## Records shown
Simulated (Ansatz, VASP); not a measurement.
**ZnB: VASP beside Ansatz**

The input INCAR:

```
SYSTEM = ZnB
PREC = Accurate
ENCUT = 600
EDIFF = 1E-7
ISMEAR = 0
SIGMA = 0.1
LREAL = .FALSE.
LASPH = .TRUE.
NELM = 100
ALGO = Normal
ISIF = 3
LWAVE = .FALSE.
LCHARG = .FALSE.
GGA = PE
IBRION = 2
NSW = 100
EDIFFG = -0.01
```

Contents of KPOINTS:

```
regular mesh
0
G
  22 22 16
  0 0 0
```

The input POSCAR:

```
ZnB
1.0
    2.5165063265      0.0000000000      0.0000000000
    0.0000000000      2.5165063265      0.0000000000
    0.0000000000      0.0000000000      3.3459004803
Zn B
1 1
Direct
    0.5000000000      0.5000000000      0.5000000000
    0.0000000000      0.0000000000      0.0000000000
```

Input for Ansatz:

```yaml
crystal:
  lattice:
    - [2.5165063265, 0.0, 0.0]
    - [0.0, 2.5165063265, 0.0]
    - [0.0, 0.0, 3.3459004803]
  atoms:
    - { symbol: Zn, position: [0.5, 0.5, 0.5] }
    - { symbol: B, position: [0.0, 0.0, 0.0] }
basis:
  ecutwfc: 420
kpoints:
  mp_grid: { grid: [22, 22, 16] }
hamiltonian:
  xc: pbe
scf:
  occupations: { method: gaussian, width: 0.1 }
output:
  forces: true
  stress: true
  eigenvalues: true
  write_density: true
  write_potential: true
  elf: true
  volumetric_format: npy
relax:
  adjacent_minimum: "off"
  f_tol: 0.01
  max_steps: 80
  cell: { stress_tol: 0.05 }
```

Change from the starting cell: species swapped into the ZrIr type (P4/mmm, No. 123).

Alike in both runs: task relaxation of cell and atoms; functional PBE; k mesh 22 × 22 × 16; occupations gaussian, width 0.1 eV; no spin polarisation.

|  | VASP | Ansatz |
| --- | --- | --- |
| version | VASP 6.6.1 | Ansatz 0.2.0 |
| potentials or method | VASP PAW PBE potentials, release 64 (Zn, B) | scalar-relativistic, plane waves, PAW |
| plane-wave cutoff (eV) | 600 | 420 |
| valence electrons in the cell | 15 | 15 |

## Work request
Retype only this range exactly: the first line of the data through the line where "600 | 420 |" appears.

## Response area
Simulated (Ansatz, VASP); not a measurement.
**ZnB: VASP beside Ansatz**

The input INCAR:

```
SYSTEM = ZnB
PREC = Accurate
ENCUT = 600
EDIFF = 1E-7
ISMEAR = 0
SIGMA = 0.1
LREAL = .FALSE.
LASPH = .TRUE.
NELM = 100
ALGO = Normal
ISIF = 3
LWAVE = .FALSE.
LCHARG = .FALSE.
GGA = PE
IBRION = 2
NSW = 100
EDIFFG = -0.01
```

Contents of KPOINTS:

```
regular mesh
0
G
  22 22 16
  0 0 0
```

The input POSCAR:

```
ZnB
1.0
    2.5165063265      0.0000000000      0.0000000000
    0.0000000000      2.5165063265      0.0000000000
    0.0000000000      0.0000000000      3.3459004803
Zn B
1 1
Direct
    0.5000000000      0.5000000000      0.5000000000
    0.0000000000      0.0000000000      0.0000000000
```

Input for Ansatz:

```yaml
crystal:
  lattice:
    - [2.5165063265, 0.0, 0.0]
    - [0.0, 2.5165063265, 0.0]
    - [0.0, 0.0, 3.3459004803]
  atoms:
    - { symbol: Zn, position: [0.5, 0.5, 0.5] }
    - { symbol: B, position: [0.0, 0.0, 0.0] }
basis:
  ecutwfc: 420
kpoints:
  mp_grid: { grid: [22, 22, 16] }
hamiltonian:
  xc: pbe
scf:
  occupations: { method: gaussian, width: 0.1 }
output:
  forces: true
  stress: true
  eigenvalues: true
  write_density: true
  write_potential: true
  elf: true
  volumetric_format: npy
relax:
  adjacent_minimum: "off"
  f_tol: 0.01
  max_steps: 80
  cell: { stress_tol: 0.05 }
```

Change from the starting cell: species swapped into the ZrIr type (P4/mmm, No. 123).

Alike in both runs: task relaxation of cell and atoms; functional PBE; k mesh 22 × 22 × 16; occupations gaussian, width 0.1 eV; no spin polarisation.

|  | VASP | Ansatz |
| --- | --- | --- |
| version | VASP 6.6.1 | Ansatz 0.2.0 |
| potentials or method | VASP PAW PBE potentials, release 64 (Zn, B) | scalar-relativistic, plane waves, PAW |
| plane-wave cutoff (eV) | 600 | 420 |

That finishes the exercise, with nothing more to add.